### Assigned task
Nothing but the lines below between the line holding "Potentials or basis: VASP" and the line holding "of this run.", inclusive, should appear in the answer, each set down exactly.

☆ ☆ ☆
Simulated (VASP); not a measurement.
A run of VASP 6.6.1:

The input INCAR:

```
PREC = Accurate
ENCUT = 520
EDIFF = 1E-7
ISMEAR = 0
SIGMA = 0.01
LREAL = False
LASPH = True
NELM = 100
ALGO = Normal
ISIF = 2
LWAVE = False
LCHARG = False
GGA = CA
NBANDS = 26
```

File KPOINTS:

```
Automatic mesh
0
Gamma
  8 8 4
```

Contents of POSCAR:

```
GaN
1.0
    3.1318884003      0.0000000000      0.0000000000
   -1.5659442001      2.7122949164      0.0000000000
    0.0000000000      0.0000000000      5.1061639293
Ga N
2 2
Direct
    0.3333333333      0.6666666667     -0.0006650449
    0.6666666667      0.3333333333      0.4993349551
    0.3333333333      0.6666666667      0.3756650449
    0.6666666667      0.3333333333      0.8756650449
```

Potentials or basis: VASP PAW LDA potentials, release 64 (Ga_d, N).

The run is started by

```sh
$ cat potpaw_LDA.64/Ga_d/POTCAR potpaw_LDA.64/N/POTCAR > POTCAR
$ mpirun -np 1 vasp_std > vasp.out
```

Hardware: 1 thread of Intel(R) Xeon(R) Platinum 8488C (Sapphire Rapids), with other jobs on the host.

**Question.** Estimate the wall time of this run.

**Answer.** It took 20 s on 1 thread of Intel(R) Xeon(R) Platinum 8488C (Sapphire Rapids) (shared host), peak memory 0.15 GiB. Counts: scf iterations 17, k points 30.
☆ ☆ ☆

### Answer space
Potentials or basis: VASP PAW LDA potentials, release 64 (Ga_d, N).

The run is started by

```sh
$ cat potpaw_LDA.64/Ga_d/POTCAR potpaw_LDA.64/N/POTCAR > POTCAR
$ mpirun -np 1 vasp_std > vasp.out
```

Hardware: 1 thread of Intel(R) Xeon(R) Platinum 8488C (Sapphire Rapids), with other jobs on the host.

**Question.** Estimate the wall time of this run.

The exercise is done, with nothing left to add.